Activity> Only the lines from the start of the data through the one containing "cell | 40 | 64 |" belong in your answer; return them exactly.

....
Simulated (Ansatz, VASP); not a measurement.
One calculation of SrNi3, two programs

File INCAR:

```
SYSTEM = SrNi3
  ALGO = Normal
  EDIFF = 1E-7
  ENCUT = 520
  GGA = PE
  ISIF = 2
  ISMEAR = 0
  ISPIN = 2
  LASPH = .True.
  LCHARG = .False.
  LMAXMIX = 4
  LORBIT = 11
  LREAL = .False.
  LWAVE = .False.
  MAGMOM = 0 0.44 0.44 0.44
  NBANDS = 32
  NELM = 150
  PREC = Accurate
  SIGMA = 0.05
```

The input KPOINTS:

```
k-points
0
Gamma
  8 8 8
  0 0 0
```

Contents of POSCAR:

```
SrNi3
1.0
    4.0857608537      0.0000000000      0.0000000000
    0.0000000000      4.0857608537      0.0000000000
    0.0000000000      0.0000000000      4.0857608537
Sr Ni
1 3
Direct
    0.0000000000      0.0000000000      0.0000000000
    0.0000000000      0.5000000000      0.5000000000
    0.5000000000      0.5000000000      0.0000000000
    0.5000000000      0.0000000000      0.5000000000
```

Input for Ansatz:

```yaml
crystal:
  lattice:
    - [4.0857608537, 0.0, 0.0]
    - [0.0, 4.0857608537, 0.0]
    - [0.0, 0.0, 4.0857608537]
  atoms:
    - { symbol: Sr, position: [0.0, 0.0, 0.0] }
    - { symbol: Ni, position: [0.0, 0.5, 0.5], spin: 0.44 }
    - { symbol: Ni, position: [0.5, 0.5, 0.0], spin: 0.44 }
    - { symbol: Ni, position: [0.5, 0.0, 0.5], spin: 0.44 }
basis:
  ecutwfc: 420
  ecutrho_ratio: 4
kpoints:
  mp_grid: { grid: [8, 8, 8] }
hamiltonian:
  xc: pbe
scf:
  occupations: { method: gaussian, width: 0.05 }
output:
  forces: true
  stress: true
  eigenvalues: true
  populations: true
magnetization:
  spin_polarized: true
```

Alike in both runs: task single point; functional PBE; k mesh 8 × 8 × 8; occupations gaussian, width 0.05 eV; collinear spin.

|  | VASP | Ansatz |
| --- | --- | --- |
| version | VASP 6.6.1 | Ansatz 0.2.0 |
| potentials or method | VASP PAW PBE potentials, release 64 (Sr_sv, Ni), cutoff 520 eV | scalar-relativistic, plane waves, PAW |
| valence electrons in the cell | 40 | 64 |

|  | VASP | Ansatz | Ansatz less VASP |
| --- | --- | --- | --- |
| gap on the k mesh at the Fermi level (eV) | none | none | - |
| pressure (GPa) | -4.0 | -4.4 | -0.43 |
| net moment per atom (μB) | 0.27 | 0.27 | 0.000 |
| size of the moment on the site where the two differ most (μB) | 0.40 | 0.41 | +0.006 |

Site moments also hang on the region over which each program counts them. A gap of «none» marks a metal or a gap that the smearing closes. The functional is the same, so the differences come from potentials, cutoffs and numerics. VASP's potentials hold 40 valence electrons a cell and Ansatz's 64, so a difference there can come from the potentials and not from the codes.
....

Expected answer>
Simulated (Ansatz, VASP); not a measurement.
One calculation of SrNi3, two programs

File INCAR:

```
SYSTEM = SrNi3
  ALGO = Normal
  EDIFF = 1E-7
  ENCUT = 520
  GGA = PE
  ISIF = 2
  ISMEAR = 0
  ISPIN = 2
  LASPH = .True.
  LCHARG = .False.
  LMAXMIX = 4
  LORBIT = 11
  LREAL = .False.
  LWAVE = .False.
  MAGMOM = 0 0.44 0.44 0.44
  NBANDS = 32
  NELM = 150
  PREC = Accurate
  SIGMA = 0.05
```

The input KPOINTS:

```
k-points
0
Gamma
  8 8 8
  0 0 0
```

Contents of POSCAR:

```
SrNi3
1.0
    4.0857608537      0.0000000000      0.0000000000
    0.0000000000      4.0857608537      0.0000000000
    0.0000000000      0.0000000000      4.0857608537
Sr Ni
1 3
Direct
    0.0000000000      0.0000000000      0.0000000000
    0.0000000000      0.5000000000      0.5000000000
    0.5000000000      0.5000000000      0.0000000000
    0.5000000000      0.0000000000      0.5000000000
```

Input for Ansatz:

```yaml
crystal:
  lattice:
    - [4.0857608537, 0.0, 0.0]
    - [0.0, 4.0857608537, 0.0]
    - [0.0, 0.0, 4.0857608537]
  atoms:
    - { symbol: Sr, position: [0.0, 0.0, 0.0] }
    - { symbol: Ni, position: [0.0, 0.5, 0.5], spin: 0.44 }
    - { symbol: Ni, position: [0.5, 0.5, 0.0], spin: 0.44 }
    - { symbol: Ni, position: [0.5, 0.0, 0.5], spin: 0.44 }
basis:
  ecutwfc: 420
  ecutrho_ratio: 4
kpoints:
  mp_grid: { grid: [8, 8, 8] }
hamiltonian:
  xc: pbe
scf:
  occupations: { method: gaussian, width: 0.05 }
output:
  forces: true
  stress: true
  eigenvalues: true
  populations: true
magnetization:
  spin_polarized: true
```

Alike in both runs: task single point; functional PBE; k mesh 8 × 8 × 8; occupations gaussian, width 0.05 eV; collinear spin.

|  | VASP | Ansatz |
| --- | --- | --- |
| version | VASP 6.6.1 | Ansatz 0.2.0 |
| potentials or method | VASP PAW PBE potentials, release 64 (Sr_sv, Ni), cutoff 520 eV | scalar-relativistic, plane waves, PAW |
| valence electrons in the cell | 40 | 64 |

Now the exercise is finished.